RECORDED INFORMATION:
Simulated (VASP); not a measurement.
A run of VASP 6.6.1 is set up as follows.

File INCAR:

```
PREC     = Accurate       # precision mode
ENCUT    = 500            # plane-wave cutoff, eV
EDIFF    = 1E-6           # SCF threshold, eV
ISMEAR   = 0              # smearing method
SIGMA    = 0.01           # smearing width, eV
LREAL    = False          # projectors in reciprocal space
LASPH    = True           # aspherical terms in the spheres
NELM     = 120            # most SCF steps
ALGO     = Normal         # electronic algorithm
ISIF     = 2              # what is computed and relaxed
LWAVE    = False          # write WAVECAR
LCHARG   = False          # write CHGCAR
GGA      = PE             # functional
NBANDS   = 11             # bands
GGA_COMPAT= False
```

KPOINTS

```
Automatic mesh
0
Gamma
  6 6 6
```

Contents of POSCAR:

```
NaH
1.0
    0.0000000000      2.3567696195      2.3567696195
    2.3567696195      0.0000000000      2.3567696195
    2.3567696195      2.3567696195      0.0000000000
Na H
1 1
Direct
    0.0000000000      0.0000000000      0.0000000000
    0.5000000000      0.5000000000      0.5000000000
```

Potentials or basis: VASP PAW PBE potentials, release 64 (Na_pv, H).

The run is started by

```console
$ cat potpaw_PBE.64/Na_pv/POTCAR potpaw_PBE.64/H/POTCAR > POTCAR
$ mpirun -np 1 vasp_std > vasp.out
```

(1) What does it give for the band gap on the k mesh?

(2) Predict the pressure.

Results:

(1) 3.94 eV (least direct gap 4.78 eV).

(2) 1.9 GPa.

WORK ITEM: The required output is the set of lines from the first line of the data through the line that contains "(1) 3.94 eV (least direct gap 4.78 eV).", transcribed exactly.

PROBLEM SOLUTION:
Simulated (VASP); not a measurement.
A run of VASP 6.6.1 is set up as follows.

File INCAR:

```
PREC     = Accurate       # precision mode
ENCUT    = 500            # plane-wave cutoff, eV
EDIFF    = 1E-6           # SCF threshold, eV
ISMEAR   = 0              # smearing method
SIGMA    = 0.01           # smearing width, eV
LREAL    = False          # projectors in reciprocal space
LASPH    = True           # aspherical terms in the spheres
NELM     = 120            # most SCF steps
ALGO     = Normal         # electronic algorithm
ISIF     = 2              # what is computed and relaxed
LWAVE    = False          # write WAVECAR
LCHARG   = False          # write CHGCAR
GGA      = PE             # functional
NBANDS   = 11             # bands
GGA_COMPAT= False
```

KPOINTS

```
Automatic mesh
0
Gamma
  6 6 6
```

Contents of POSCAR:

```
NaH
1.0
    0.0000000000      2.3567696195      2.3567696195
    2.3567696195      0.0000000000      2.3567696195
    2.3567696195      2.3567696195      0.0000000000
Na H
1 1
Direct
    0.0000000000      0.0000000000      0.0000000000
    0.5000000000      0.5000000000      0.5000000000
```

Potentials or basis: VASP PAW PBE potentials, release 64 (Na_pv, H).

The run is started by

```console
$ cat potpaw_PBE.64/Na_pv/POTCAR potpaw_PBE.64/H/POTCAR > POTCAR
$ mpirun -np 1 vasp_std > vasp.out
```

(1) What does it give for the band gap on the k mesh?

(2) Predict the pressure.

Results:

(1) 3.94 eV (least direct gap 4.78 eV).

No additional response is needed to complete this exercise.